Top of Data for review

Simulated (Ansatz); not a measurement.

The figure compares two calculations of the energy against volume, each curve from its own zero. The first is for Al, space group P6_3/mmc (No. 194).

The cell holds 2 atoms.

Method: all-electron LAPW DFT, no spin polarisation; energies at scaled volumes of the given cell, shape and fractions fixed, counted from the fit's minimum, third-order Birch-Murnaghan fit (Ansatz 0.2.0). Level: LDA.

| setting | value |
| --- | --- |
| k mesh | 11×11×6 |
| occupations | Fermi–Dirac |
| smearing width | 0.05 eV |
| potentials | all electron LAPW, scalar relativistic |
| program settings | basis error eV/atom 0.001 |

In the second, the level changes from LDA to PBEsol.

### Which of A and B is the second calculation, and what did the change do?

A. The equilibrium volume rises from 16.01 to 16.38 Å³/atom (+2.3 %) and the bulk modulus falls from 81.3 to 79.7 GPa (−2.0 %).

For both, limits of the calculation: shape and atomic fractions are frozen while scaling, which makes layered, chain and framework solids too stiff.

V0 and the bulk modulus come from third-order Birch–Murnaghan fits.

Bottom of Data for review

Brief:
Could you transcribe the entries exactly, from the first line through the line containing "The cell holds 2 atoms.", and give nothing more?

Result:
Simulated (Ansatz); not a measurement.

The figure compares two calculations of the energy against volume, each curve from its own zero. The first is for Al, space group P6_3/mmc (No. 194).

The cell holds 2 atoms.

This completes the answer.